• Requirement
In the records that follow, find the line with "Change from the"; from there, retype every line exactly through the line with "cell | 24 | 24 |", which also belongs to the answer.

• Extracted data
+ + + +

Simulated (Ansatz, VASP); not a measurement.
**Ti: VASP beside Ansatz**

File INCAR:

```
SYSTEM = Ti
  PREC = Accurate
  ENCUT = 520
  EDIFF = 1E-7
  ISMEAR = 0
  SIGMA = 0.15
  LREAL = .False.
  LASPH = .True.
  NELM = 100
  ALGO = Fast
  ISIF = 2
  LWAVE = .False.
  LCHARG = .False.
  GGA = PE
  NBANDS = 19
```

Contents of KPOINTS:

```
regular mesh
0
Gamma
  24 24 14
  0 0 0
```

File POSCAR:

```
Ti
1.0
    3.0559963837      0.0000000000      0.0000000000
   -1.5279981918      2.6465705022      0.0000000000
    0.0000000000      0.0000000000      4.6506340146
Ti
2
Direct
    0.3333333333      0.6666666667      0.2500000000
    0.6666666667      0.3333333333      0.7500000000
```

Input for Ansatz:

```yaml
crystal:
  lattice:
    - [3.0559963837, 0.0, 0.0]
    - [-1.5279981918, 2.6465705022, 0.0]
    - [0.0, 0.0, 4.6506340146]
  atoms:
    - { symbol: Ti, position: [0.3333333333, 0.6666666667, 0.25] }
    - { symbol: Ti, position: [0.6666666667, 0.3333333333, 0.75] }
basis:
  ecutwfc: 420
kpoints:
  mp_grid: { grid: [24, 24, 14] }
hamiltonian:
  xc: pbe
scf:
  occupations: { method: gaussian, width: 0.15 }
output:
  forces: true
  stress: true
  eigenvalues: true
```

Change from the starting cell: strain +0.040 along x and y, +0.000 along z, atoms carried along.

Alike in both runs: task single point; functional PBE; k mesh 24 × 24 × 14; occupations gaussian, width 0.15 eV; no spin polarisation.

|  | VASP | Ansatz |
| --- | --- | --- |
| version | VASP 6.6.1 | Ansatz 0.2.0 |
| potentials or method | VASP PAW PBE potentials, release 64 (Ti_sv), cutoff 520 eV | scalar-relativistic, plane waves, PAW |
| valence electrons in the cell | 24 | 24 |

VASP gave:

+ + + +

• Response
Change from the starting cell: strain +0.040 along x and y, +0.000 along z, atoms carried along.

Alike in both runs: task single point; functional PBE; k mesh 24 × 24 × 14; occupations gaussian, width 0.15 eV; no spin polarisation.

|  | VASP | Ansatz |
| --- | --- | --- |
| version | VASP 6.6.1 | Ansatz 0.2.0 |
| potentials or method | VASP PAW PBE potentials, release 64 (Ti_sv), cutoff 520 eV | scalar-relativistic, plane waves, PAW |
| valence electrons in the cell | 24 | 24 |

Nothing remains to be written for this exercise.